[Given data]
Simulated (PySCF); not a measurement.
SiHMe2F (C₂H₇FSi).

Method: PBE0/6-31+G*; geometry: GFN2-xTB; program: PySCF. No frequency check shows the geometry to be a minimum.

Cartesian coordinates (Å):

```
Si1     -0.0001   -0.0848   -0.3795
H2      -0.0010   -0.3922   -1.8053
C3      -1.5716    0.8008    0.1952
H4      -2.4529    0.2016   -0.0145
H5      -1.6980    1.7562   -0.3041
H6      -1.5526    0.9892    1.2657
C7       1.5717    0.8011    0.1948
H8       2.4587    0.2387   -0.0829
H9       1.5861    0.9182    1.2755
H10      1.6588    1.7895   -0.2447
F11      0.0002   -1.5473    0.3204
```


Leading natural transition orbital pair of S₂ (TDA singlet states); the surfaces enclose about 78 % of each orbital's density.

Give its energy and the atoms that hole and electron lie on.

[Assigned task] Retype the records in their entirety, matching each one exactly.

[Problem solution]
Simulated (PySCF); not a measurement.
SiHMe2F (C₂H₇FSi).

Method: PBE0/6-31+G*; geometry: GFN2-xTB; program: PySCF. No frequency check shows the geometry to be a minimum.

Cartesian coordinates (Å):

```
Si1     -0.0001   -0.0848   -0.3795
H2      -0.0010   -0.3922   -1.8053
C3      -1.5716    0.8008    0.1952
H4      -2.4529    0.2016   -0.0145
H5      -1.6980    1.7562   -0.3041
H6      -1.5526    0.9892    1.2657
C7       1.5717    0.8011    0.1948
H8       2.4587    0.2387   -0.0829
H9       1.5861    0.9182    1.2755
H10      1.6588    1.7895   -0.2447
F11      0.0002   -1.5473    0.3204
```


Leading natural transition orbital pair of S₂ (TDA singlet states); the surfaces enclose about 78 % of each orbital's density.

Give its energy and the atoms that hole and electron lie on.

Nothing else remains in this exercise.